########

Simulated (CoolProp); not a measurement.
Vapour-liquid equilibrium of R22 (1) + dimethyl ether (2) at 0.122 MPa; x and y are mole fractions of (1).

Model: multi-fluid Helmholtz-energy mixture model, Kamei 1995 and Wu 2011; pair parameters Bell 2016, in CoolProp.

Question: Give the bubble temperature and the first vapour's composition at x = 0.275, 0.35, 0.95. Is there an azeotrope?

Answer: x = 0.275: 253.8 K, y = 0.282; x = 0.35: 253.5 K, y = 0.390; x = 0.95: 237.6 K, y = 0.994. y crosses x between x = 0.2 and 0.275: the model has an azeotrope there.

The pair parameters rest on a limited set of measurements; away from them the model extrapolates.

########

Begin at the top of the listing above and set down each line exactly. Stop after the line that contains "Model: multi-fluid Helmholtz-energy".

Simulated (CoolProp); not a measurement.
Vapour-liquid equilibrium of R22 (1) + dimethyl ether (2) at 0.122 MPa; x and y are mole fractions of (1).

Model: multi-fluid Helmholtz-energy mixture model, Kamei 1995 and Wu 2011; pair parameters Bell 2016, in CoolProp.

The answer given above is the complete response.